BRIEF: Look through the data below for the line with "Q: Which values does VASP return?" and the line with "A: gap on the", then output those two and all lines in between, exactly as written.

DATA SUPPLIED:
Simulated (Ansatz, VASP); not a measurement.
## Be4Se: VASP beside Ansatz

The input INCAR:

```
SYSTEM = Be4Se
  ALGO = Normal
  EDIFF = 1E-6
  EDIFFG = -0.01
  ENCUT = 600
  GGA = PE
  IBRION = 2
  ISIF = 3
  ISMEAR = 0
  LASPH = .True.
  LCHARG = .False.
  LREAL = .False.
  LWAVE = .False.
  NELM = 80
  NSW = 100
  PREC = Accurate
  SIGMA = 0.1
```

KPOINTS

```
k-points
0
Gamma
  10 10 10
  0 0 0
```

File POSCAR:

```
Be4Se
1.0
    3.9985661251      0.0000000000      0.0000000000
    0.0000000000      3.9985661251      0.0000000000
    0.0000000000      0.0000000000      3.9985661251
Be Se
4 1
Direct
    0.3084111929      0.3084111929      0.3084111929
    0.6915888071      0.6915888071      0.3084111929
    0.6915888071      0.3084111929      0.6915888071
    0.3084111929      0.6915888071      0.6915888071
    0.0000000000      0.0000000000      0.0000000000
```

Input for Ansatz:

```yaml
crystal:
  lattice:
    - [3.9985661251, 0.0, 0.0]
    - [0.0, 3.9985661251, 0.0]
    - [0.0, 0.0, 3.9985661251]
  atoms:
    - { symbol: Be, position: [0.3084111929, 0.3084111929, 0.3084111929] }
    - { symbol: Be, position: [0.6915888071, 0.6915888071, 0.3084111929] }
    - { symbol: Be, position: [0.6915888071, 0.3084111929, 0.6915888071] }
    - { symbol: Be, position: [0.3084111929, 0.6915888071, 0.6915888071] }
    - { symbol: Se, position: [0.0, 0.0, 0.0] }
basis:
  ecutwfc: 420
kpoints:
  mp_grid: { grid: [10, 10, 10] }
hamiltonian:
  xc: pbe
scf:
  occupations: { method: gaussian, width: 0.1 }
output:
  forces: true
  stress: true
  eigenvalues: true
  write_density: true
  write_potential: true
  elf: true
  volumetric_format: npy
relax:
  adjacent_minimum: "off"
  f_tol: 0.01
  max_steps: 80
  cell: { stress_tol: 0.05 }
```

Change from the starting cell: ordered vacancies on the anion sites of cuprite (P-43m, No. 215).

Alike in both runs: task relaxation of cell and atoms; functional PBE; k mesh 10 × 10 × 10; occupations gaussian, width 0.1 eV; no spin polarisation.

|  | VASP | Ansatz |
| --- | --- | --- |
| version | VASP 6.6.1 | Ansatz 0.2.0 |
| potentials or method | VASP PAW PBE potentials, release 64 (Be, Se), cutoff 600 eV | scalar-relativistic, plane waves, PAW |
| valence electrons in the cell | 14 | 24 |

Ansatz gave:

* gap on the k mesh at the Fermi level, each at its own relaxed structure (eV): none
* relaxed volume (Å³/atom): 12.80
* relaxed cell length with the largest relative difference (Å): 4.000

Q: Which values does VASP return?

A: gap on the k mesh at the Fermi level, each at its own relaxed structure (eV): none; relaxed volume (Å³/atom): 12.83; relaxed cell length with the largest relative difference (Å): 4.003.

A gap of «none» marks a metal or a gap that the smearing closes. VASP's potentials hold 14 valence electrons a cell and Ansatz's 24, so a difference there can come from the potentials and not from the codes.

EXERCISE RESULT:
Q: Which values does VASP return?

A: gap on the k mesh at the Fermi level, each at its own relaxed structure (eV): none; relaxed volume (Å³/atom): 12.83; relaxed cell length with the largest relative difference (Å): 4.003.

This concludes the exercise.